RECORD EXTRACTS:
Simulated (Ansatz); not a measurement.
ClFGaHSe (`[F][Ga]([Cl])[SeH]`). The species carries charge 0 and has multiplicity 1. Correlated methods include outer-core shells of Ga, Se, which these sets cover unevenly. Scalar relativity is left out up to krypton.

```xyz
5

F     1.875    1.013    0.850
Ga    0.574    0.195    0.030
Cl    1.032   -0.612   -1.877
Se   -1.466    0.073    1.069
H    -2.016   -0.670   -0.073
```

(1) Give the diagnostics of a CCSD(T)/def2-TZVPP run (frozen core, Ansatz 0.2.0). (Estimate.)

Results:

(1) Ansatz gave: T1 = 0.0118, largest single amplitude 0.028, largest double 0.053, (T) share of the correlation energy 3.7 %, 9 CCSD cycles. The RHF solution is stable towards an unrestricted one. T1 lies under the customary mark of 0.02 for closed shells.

WORK REQUEST:
Write the material out exactly, with nothing left out.

EXPECTED ANSWER:
Simulated (Ansatz); not a measurement.
ClFGaHSe (`[F][Ga]([Cl])[SeH]`). The species carries charge 0 and has multiplicity 1. Correlated methods include outer-core shells of Ga, Se, which these sets cover unevenly. Scalar relativity is left out up to krypton.

```xyz
5

F     1.875    1.013    0.850
Ga    0.574    0.195    0.030
Cl    1.032   -0.612   -1.877
Se   -1.466    0.073    1.069
H    -2.016   -0.670   -0.073
```

(1) Give the diagnostics of a CCSD(T)/def2-TZVPP run (frozen core, Ansatz 0.2.0). (Estimate.)

Results:

(1) Ansatz gave: T1 = 0.0118, largest single amplitude 0.028, largest double 0.053, (T) share of the correlation energy 3.7 %, 9 CCSD cycles. The RHF solution is stable towards an unrestricted one. T1 lies under the customary mark of 0.02 for closed shells.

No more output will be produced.